§ GIVEN INFORMATION
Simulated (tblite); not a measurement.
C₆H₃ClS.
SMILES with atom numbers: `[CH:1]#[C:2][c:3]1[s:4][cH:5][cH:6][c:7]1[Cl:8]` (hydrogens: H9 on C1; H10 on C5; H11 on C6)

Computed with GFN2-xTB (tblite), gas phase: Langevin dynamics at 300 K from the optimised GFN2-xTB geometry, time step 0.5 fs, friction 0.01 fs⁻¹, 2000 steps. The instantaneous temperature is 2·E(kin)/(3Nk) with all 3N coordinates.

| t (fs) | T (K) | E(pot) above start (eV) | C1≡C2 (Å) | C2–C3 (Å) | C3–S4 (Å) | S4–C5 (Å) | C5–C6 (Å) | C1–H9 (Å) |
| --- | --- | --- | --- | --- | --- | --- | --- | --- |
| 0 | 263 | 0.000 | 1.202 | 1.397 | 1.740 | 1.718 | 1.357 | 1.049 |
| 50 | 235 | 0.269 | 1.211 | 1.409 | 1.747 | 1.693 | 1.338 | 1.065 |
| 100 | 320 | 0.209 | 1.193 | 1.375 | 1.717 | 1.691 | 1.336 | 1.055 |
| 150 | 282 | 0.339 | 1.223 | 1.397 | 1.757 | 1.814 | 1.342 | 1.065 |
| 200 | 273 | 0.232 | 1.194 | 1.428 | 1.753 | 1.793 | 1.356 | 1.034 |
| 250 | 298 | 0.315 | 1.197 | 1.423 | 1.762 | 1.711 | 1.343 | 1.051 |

§ WORK REQUEST
Would you output every entry exactly as it was written?

§ REPLY
Simulated (tblite); not a measurement.
C₆H₃ClS.
SMILES with atom numbers: `[CH:1]#[C:2][c:3]1[s:4][cH:5][cH:6][c:7]1[Cl:8]` (hydrogens: H9 on C1; H10 on C5; H11 on C6)

Computed with GFN2-xTB (tblite), gas phase: Langevin dynamics at 300 K from the optimised GFN2-xTB geometry, time step 0.5 fs, friction 0.01 fs⁻¹, 2000 steps. The instantaneous temperature is 2·E(kin)/(3Nk) with all 3N coordinates.

| t (fs) | T (K) | E(pot) above start (eV) | C1≡C2 (Å) | C2–C3 (Å) | C3–S4 (Å) | S4–C5 (Å) | C5–C6 (Å) | C1–H9 (Å) |
| --- | --- | --- | --- | --- | --- | --- | --- | --- |
| 0 | 263 | 0.000 | 1.202 | 1.397 | 1.740 | 1.718 | 1.357 | 1.049 |
| 50 | 235 | 0.269 | 1.211 | 1.409 | 1.747 | 1.693 | 1.338 | 1.065 |
| 100 | 320 | 0.209 | 1.193 | 1.375 | 1.717 | 1.691 | 1.336 | 1.055 |
| 150 | 282 | 0.339 | 1.223 | 1.397 | 1.757 | 1.814 | 1.342 | 1.065 |
| 200 | 273 | 0.232 | 1.194 | 1.428 | 1.753 | 1.793 | 1.356 | 1.034 |
| 250 | 298 | 0.315 | 1.197 | 1.423 | 1.762 | 1.711 | 1.343 | 1.051 |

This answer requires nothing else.